*** Opening of Provided data ***
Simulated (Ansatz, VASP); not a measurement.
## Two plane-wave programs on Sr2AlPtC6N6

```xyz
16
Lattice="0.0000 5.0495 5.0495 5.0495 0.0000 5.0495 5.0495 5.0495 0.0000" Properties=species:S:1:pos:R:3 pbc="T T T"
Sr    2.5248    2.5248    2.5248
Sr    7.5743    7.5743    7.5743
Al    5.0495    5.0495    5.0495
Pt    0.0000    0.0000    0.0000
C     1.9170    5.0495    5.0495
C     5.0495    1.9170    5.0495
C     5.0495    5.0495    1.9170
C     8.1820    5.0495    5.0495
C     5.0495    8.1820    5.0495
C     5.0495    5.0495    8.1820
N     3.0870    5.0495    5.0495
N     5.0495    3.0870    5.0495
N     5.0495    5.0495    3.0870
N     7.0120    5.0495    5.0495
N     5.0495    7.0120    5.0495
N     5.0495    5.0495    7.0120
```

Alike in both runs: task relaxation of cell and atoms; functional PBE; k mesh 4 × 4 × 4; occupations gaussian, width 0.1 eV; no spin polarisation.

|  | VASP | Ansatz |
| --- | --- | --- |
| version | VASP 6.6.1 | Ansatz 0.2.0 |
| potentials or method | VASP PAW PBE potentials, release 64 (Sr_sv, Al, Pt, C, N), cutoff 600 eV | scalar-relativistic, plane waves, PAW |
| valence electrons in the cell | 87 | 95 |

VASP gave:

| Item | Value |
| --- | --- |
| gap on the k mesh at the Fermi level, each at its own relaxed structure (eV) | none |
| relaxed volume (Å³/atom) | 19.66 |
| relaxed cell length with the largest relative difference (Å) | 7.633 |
*** Close of Provided data ***

**Requirement**: Copy out the material in its entirety. Keep it exact.

**Task answer**:
Simulated (Ansatz, VASP); not a measurement.
## Two plane-wave programs on Sr2AlPtC6N6

```xyz
16
Lattice="0.0000 5.0495 5.0495 5.0495 0.0000 5.0495 5.0495 5.0495 0.0000" Properties=species:S:1:pos:R:3 pbc="T T T"
Sr    2.5248    2.5248    2.5248
Sr    7.5743    7.5743    7.5743
Al    5.0495    5.0495    5.0495
Pt    0.0000    0.0000    0.0000
C     1.9170    5.0495    5.0495
C     5.0495    1.9170    5.0495
C     5.0495    5.0495    1.9170
C     8.1820    5.0495    5.0495
C     5.0495    8.1820    5.0495
C     5.0495    5.0495    8.1820
N     3.0870    5.0495    5.0495
N     5.0495    3.0870    5.0495
N     5.0495    5.0495    3.0870
N     7.0120    5.0495    5.0495
N     5.0495    7.0120    5.0495
N     5.0495    5.0495    7.0120
```

Alike in both runs: task relaxation of cell and atoms; functional PBE; k mesh 4 × 4 × 4; occupations gaussian, width 0.1 eV; no spin polarisation.

|  | VASP | Ansatz |
| --- | --- | --- |
| version | VASP 6.6.1 | Ansatz 0.2.0 |
| potentials or method | VASP PAW PBE potentials, release 64 (Sr_sv, Al, Pt, C, N), cutoff 600 eV | scalar-relativistic, plane waves, PAW |
| valence electrons in the cell | 87 | 95 |

VASP gave:

| Item | Value |
| --- | --- |
| gap on the k mesh at the Fermi level, each at its own relaxed structure (eV) | none |
| relaxed volume (Å³/atom) | 19.66 |
| relaxed cell length with the largest relative difference (Å) | 7.633 |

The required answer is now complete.